Requirement —
A faithful copy of the entire listing is what is needed.

### Supplied data

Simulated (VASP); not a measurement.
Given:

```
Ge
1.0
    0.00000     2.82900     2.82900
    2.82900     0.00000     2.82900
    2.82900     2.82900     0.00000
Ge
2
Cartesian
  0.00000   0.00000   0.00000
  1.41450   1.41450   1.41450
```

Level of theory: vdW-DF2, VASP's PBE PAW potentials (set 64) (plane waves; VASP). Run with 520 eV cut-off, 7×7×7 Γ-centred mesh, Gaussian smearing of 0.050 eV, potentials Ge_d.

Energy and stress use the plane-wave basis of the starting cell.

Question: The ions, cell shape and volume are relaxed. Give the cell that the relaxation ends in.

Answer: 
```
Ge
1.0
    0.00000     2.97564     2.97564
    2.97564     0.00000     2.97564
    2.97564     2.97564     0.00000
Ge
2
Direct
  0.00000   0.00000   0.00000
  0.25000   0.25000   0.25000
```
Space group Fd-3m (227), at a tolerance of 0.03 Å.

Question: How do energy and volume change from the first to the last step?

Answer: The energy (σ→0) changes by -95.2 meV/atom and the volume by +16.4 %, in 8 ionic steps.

######

Exercise output —
Simulated (VASP); not a measurement.
Given:

```
Ge
1.0
    0.00000     2.82900     2.82900
    2.82900     0.00000     2.82900
    2.82900     2.82900     0.00000
Ge
2
Cartesian
  0.00000   0.00000   0.00000
  1.41450   1.41450   1.41450
```

Level of theory: vdW-DF2, VASP's PBE PAW potentials (set 64) (plane waves; VASP). Run with 520 eV cut-off, 7×7×7 Γ-centred mesh, Gaussian smearing of 0.050 eV, potentials Ge_d.

Energy and stress use the plane-wave basis of the starting cell.

Question: The ions, cell shape and volume are relaxed. Give the cell that the relaxation ends in.

Answer: 
```
Ge
1.0
    0.00000     2.97564     2.97564
    2.97564     0.00000     2.97564
    2.97564     2.97564     0.00000
Ge
2
Direct
  0.00000   0.00000   0.00000
  0.25000   0.25000   0.25000
```
Space group Fd-3m (227), at a tolerance of 0.03 Å.

Question: How do energy and volume change from the first to the last step?

Answer: The energy (σ→0) changes by -95.2 meV/atom and the volume by +16.4 %, in 8 ionic steps.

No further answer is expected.